**Required action**
Return the opening lines of the material, word for word. End with the line that contains "Feed: 1 mol".

Data to examine Start Marker

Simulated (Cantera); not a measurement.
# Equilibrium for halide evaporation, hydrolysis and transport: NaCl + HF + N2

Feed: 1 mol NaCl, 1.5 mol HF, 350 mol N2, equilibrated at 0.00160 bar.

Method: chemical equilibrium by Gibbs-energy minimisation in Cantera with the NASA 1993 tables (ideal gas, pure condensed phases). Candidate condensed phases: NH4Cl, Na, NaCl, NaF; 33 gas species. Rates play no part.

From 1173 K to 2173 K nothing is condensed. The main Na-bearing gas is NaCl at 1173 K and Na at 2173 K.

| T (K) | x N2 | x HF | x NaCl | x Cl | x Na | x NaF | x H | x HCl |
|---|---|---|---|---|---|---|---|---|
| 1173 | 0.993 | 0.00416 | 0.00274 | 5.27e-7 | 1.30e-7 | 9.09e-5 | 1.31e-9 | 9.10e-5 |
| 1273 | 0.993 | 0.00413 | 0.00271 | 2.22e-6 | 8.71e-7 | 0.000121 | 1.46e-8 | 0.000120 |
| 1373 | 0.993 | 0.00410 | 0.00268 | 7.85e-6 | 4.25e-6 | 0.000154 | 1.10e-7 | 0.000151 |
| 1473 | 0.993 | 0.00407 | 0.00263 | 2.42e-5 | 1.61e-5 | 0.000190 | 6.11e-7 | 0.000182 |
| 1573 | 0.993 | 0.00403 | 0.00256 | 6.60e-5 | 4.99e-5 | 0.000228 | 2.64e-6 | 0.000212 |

Data to examine End Marker

**Exercise result**
Simulated (Cantera); not a measurement.
# Equilibrium for halide evaporation, hydrolysis and transport: NaCl + HF + N2

Feed: 1 mol NaCl, 1.5 mol HF, 350 mol N2, equilibrated at 0.00160 bar.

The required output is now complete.